☆ ☆ ☆ ☆ ☆ ☆ ☆

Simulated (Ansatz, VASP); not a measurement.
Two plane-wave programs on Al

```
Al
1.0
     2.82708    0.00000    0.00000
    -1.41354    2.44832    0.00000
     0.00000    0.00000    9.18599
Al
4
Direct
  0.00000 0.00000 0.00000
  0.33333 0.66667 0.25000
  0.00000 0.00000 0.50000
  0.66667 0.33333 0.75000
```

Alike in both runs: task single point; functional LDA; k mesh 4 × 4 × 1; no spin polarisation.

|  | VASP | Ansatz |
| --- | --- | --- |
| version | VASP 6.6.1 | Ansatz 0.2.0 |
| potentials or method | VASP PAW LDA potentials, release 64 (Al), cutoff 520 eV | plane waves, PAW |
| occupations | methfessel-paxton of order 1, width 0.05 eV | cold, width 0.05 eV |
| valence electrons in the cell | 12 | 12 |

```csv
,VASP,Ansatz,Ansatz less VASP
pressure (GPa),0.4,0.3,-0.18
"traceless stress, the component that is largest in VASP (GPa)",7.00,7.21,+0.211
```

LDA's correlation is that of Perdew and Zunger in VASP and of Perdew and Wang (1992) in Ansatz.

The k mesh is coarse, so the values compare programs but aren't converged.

☆ ☆ ☆ ☆ ☆ ☆ ☆

§ **Work instruction**
Each line from the first line of the listing through the line with "LDA's correlation is" must be output exactly, both ends included, and no other line may appear.

§ **Written solution**
Simulated (Ansatz, VASP); not a measurement.
Two plane-wave programs on Al

```
Al
1.0
     2.82708    0.00000    0.00000
    -1.41354    2.44832    0.00000
     0.00000    0.00000    9.18599
Al
4
Direct
  0.00000 0.00000 0.00000
  0.33333 0.66667 0.25000
  0.00000 0.00000 0.50000
  0.66667 0.33333 0.75000
```

Alike in both runs: task single point; functional LDA; k mesh 4 × 4 × 1; no spin polarisation.

|  | VASP | Ansatz |
| --- | --- | --- |
| version | VASP 6.6.1 | Ansatz 0.2.0 |
| potentials or method | VASP PAW LDA potentials, release 64 (Al), cutoff 520 eV | plane waves, PAW |
| occupations | methfessel-paxton of order 1, width 0.05 eV | cold, width 0.05 eV |
| valence electrons in the cell | 12 | 12 |

```csv
,VASP,Ansatz,Ansatz less VASP
pressure (GPa),0.4,0.3,-0.18
"traceless stress, the component that is largest in VASP (GPa)",7.00,7.21,+0.211
```

LDA's correlation is that of Perdew and Zunger in VASP and of Perdew and Wang (1992) in Ansatz.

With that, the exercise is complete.